» Data supplied
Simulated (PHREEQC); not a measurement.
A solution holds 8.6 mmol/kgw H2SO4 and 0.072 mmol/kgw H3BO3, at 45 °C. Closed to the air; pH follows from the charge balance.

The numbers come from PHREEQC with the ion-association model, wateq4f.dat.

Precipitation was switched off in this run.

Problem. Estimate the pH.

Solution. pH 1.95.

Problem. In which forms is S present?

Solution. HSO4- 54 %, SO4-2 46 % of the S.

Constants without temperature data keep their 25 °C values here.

» Work item
Give again, exactly as written, the lines running from the first line of the data above through the line that contains "The numbers come".

» Answer section
Simulated (PHREEQC); not a measurement.
A solution holds 8.6 mmol/kgw H2SO4 and 0.072 mmol/kgw H3BO3, at 45 °C. Closed to the air; pH follows from the charge balance.

The numbers come from PHREEQC with the ion-association model, wateq4f.dat.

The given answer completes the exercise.